[Action item] Only the lines from the start of the data through the one containing "Q: Estimate the wall time of this run." belong in your answer; return them exactly.

- - - - - - -

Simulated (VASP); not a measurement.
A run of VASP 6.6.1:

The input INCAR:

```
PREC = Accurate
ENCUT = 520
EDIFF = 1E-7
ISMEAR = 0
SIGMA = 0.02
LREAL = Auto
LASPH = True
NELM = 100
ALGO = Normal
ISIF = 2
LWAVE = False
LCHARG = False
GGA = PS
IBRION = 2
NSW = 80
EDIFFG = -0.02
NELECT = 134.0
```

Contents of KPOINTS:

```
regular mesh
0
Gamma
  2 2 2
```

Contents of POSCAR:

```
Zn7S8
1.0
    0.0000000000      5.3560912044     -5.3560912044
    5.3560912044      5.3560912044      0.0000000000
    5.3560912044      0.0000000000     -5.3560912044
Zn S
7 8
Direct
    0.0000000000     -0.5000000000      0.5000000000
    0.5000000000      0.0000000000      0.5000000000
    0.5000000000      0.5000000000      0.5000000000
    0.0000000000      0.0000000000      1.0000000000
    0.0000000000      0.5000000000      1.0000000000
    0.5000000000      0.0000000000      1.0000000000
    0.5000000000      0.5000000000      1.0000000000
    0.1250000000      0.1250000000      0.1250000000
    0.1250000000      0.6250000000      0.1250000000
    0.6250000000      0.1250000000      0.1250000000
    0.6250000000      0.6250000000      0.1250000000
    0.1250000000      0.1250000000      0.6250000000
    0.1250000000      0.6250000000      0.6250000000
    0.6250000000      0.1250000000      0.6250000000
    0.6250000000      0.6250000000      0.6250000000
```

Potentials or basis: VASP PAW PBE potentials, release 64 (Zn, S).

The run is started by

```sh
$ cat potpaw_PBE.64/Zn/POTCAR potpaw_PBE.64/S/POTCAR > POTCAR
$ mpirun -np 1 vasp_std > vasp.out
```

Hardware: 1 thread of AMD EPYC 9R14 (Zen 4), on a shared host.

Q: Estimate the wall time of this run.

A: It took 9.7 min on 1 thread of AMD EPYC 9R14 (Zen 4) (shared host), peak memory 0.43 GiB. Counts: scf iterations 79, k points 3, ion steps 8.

- - - - - - -

[Task response]
Simulated (VASP); not a measurement.
A run of VASP 6.6.1:

The input INCAR:

```
PREC = Accurate
ENCUT = 520
EDIFF = 1E-7
ISMEAR = 0
SIGMA = 0.02
LREAL = Auto
LASPH = True
NELM = 100
ALGO = Normal
ISIF = 2
LWAVE = False
LCHARG = False
GGA = PS
IBRION = 2
NSW = 80
EDIFFG = -0.02
NELECT = 134.0
```

Contents of KPOINTS:

```
regular mesh
0
Gamma
  2 2 2
```

Contents of POSCAR:

```
Zn7S8
1.0
    0.0000000000      5.3560912044     -5.3560912044
    5.3560912044      5.3560912044      0.0000000000
    5.3560912044      0.0000000000     -5.3560912044
Zn S
7 8
Direct
    0.0000000000     -0.5000000000      0.5000000000
    0.5000000000      0.0000000000      0.5000000000
    0.5000000000      0.5000000000      0.5000000000
    0.0000000000      0.0000000000      1.0000000000
    0.0000000000      0.5000000000      1.0000000000
    0.5000000000      0.0000000000      1.0000000000
    0.5000000000      0.5000000000      1.0000000000
    0.1250000000      0.1250000000      0.1250000000
    0.1250000000      0.6250000000      0.1250000000
    0.6250000000      0.1250000000      0.1250000000
    0.6250000000      0.6250000000      0.1250000000
    0.1250000000      0.1250000000      0.6250000000
    0.1250000000      0.6250000000      0.6250000000
    0.6250000000      0.1250000000      0.6250000000
    0.6250000000      0.6250000000      0.6250000000
```

Potentials or basis: VASP PAW PBE potentials, release 64 (Zn, S).

The run is started by

```sh
$ cat potpaw_PBE.64/Zn/POTCAR potpaw_PBE.64/S/POTCAR > POTCAR
$ mpirun -np 1 vasp_std > vasp.out
```

Hardware: 1 thread of AMD EPYC 9R14 (Zen 4), on a shared host.

Q: Estimate the wall time of this run.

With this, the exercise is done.